* MATERIAL SHOWN *

'''

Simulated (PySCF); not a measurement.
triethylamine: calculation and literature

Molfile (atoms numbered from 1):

'''

Only the lines from the top of the data through the line that contains "triethylamine: calculation and literature" should be quoted, exactly as they stand.

Simulated (PySCF); not a measurement.
triethylamine: calculation and literature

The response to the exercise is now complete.